#### Work request
All lines of the material should be given again exactly.

• • • •
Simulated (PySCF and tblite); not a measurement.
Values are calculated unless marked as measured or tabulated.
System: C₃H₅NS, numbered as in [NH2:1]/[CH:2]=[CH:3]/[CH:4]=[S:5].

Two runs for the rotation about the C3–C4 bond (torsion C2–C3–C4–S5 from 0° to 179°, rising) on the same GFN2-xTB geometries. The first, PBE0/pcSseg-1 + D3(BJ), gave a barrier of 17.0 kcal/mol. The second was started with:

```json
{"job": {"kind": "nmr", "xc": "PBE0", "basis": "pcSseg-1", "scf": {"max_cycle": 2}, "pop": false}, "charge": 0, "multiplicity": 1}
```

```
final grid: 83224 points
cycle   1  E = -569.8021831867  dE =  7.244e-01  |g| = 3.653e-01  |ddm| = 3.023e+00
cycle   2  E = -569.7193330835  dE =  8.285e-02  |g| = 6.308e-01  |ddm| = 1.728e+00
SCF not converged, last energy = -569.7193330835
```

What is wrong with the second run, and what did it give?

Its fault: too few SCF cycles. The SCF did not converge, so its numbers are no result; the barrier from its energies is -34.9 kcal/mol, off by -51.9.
• • • •

#### Response area
Simulated (PySCF and tblite); not a measurement.
Values are calculated unless marked as measured or tabulated.
System: C₃H₅NS, numbered as in [NH2:1]/[CH:2]=[CH:3]/[CH:4]=[S:5].

Two runs for the rotation about the C3–C4 bond (torsion C2–C3–C4–S5 from 0° to 179°, rising) on the same GFN2-xTB geometries. The first, PBE0/pcSseg-1 + D3(BJ), gave a barrier of 17.0 kcal/mol. The second was started with:

```json
{"job": {"kind": "nmr", "xc": "PBE0", "basis": "pcSseg-1", "scf": {"max_cycle": 2}, "pop": false}, "charge": 0, "multiplicity": 1}
```

```
final grid: 83224 points
cycle   1  E = -569.8021831867  dE =  7.244e-01  |g| = 3.653e-01  |ddm| = 3.023e+00
cycle   2  E = -569.7193330835  dE =  8.285e-02  |g| = 6.308e-01  |ddm| = 1.728e+00
SCF not converged, last energy = -569.7193330835
```

What is wrong with the second run, and what did it give?

Its fault: too few SCF cycles. The SCF did not converge, so its numbers are no result; the barrier from its energies is -34.9 kcal/mol, off by -51.9.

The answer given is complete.